☆ ☆ ☆ ☆ ☆

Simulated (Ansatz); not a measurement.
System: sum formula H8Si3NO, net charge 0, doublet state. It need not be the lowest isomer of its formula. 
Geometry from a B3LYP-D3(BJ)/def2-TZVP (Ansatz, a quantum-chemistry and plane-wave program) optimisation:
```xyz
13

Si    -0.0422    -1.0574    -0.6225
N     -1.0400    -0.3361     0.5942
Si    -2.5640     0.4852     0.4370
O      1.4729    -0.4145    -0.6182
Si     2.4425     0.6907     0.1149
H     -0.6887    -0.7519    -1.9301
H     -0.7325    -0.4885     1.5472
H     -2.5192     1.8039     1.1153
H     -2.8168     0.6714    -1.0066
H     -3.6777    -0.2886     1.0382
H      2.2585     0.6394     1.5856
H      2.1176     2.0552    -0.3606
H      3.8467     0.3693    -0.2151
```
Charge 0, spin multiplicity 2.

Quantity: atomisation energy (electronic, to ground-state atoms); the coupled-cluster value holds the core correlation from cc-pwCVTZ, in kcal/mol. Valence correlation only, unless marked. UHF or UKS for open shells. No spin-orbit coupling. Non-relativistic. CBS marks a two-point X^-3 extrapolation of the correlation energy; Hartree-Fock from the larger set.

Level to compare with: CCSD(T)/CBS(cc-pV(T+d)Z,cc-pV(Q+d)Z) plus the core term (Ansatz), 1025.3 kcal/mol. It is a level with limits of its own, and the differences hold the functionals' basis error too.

☆ ☆ ☆ ☆ ☆

### BRIEF
An exact transcription of all the material above is the expected answer.

### WRITTEN REPLY
Simulated (Ansatz); not a measurement.
System: sum formula H8Si3NO, net charge 0, doublet state. It need not be the lowest isomer of its formula. 
Geometry from a B3LYP-D3(BJ)/def2-TZVP (Ansatz, a quantum-chemistry and plane-wave program) optimisation:
```xyz
13

Si    -0.0422    -1.0574    -0.6225
N     -1.0400    -0.3361     0.5942
Si    -2.5640     0.4852     0.4370
O      1.4729    -0.4145    -0.6182
Si     2.4425     0.6907     0.1149
H     -0.6887    -0.7519    -1.9301
H     -0.7325    -0.4885     1.5472
H     -2.5192     1.8039     1.1153
H     -2.8168     0.6714    -1.0066
H     -3.6777    -0.2886     1.0382
H      2.2585     0.6394     1.5856
H      2.1176     2.0552    -0.3606
H      3.8467     0.3693    -0.2151
```
Charge 0, spin multiplicity 2.

Quantity: atomisation energy (electronic, to ground-state atoms); the coupled-cluster value holds the core correlation from cc-pwCVTZ, in kcal/mol. Valence correlation only, unless marked. UHF or UKS for open shells. No spin-orbit coupling. Non-relativistic. CBS marks a two-point X^-3 extrapolation of the correlation energy; Hartree-Fock from the larger set.

Level to compare with: CCSD(T)/CBS(cc-pV(T+d)Z,cc-pV(Q+d)Z) plus the core term (Ansatz), 1025.3 kcal/mol. It is a level with limits of its own, and the differences hold the functionals' basis error too.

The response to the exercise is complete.